● **Brief**: Your task is to transcribe the entries below exactly, from their first line down to the line containing "0.003 | 0.017 |", and to stop there.

+===+

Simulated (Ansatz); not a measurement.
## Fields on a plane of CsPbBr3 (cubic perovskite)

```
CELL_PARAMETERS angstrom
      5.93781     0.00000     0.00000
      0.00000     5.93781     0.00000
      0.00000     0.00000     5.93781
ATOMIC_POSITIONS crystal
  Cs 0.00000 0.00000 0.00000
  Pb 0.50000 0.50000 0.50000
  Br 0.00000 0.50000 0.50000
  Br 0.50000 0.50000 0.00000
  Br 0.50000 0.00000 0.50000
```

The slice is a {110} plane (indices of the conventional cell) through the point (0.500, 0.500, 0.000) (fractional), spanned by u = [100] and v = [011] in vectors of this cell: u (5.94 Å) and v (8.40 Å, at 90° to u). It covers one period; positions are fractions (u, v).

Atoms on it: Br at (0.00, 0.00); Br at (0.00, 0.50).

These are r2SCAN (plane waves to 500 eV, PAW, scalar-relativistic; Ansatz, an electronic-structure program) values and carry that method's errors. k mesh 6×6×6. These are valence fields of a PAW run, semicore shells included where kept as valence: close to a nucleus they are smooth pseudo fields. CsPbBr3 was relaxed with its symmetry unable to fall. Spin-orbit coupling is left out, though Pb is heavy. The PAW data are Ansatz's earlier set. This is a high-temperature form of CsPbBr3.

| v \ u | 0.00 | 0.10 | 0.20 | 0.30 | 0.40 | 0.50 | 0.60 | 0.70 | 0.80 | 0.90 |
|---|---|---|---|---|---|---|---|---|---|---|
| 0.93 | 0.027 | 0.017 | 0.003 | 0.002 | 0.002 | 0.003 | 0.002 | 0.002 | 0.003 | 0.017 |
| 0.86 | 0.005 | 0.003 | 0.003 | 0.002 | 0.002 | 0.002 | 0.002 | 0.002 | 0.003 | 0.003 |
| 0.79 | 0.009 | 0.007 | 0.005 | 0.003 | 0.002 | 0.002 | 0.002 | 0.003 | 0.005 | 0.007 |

+===+

● **Exercise output**:
Simulated (Ansatz); not a measurement.
## Fields on a plane of CsPbBr3 (cubic perovskite)

```
CELL_PARAMETERS angstrom
      5.93781     0.00000     0.00000
      0.00000     5.93781     0.00000
      0.00000     0.00000     5.93781
ATOMIC_POSITIONS crystal
  Cs 0.00000 0.00000 0.00000
  Pb 0.50000 0.50000 0.50000
  Br 0.00000 0.50000 0.50000
  Br 0.50000 0.50000 0.00000
  Br 0.50000 0.00000 0.50000
```

The slice is a {110} plane (indices of the conventional cell) through the point (0.500, 0.500, 0.000) (fractional), spanned by u = [100] and v = [011] in vectors of this cell: u (5.94 Å) and v (8.40 Å, at 90° to u). It covers one period; positions are fractions (u, v).

Atoms on it: Br at (0.00, 0.00); Br at (0.00, 0.50).

These are r2SCAN (plane waves to 500 eV, PAW, scalar-relativistic; Ansatz, an electronic-structure program) values and carry that method's errors. k mesh 6×6×6. These are valence fields of a PAW run, semicore shells included where kept as valence: close to a nucleus they are smooth pseudo fields. CsPbBr3 was relaxed with its symmetry unable to fall. Spin-orbit coupling is left out, though Pb is heavy. The PAW data are Ansatz's earlier set. This is a high-temperature form of CsPbBr3.

| v \ u | 0.00 | 0.10 | 0.20 | 0.30 | 0.40 | 0.50 | 0.60 | 0.70 | 0.80 | 0.90 |
|---|---|---|---|---|---|---|---|---|---|---|
| 0.93 | 0.027 | 0.017 | 0.003 | 0.002 | 0.002 | 0.003 | 0.002 | 0.002 | 0.003 | 0.017 |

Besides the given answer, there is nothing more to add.